Data shown:
══════
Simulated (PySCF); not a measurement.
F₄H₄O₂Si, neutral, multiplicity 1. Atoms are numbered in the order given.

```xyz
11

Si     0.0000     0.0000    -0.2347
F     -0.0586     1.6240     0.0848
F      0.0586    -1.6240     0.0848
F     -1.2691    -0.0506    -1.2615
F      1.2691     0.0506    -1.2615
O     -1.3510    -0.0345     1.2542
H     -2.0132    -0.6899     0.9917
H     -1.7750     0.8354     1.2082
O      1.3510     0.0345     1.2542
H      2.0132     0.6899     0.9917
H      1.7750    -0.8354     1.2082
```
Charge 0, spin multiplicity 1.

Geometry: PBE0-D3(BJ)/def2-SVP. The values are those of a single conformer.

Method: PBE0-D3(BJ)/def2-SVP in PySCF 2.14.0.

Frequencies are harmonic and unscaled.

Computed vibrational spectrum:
══════

Assignment:
Each record above has to be set down again, word for word.

Task answer:
Simulated (PySCF); not a measurement.
F₄H₄O₂Si, neutral, multiplicity 1. Atoms are numbered in the order given.

```xyz
11

Si     0.0000     0.0000    -0.2347
F     -0.0586     1.6240     0.0848
F      0.0586    -1.6240     0.0848
F     -1.2691    -0.0506    -1.2615
F      1.2691     0.0506    -1.2615
O     -1.3510    -0.0345     1.2542
H     -2.0132    -0.6899     0.9917
H     -1.7750     0.8354     1.2082
O      1.3510     0.0345     1.2542
H      2.0132     0.6899     0.9917
H      1.7750    -0.8354     1.2082
```
Charge 0, spin multiplicity 1.

Geometry: PBE0-D3(BJ)/def2-SVP. The values are those of a single conformer.

Method: PBE0-D3(BJ)/def2-SVP in PySCF 2.14.0.

Frequencies are harmonic and unscaled.

Computed vibrational spectrum:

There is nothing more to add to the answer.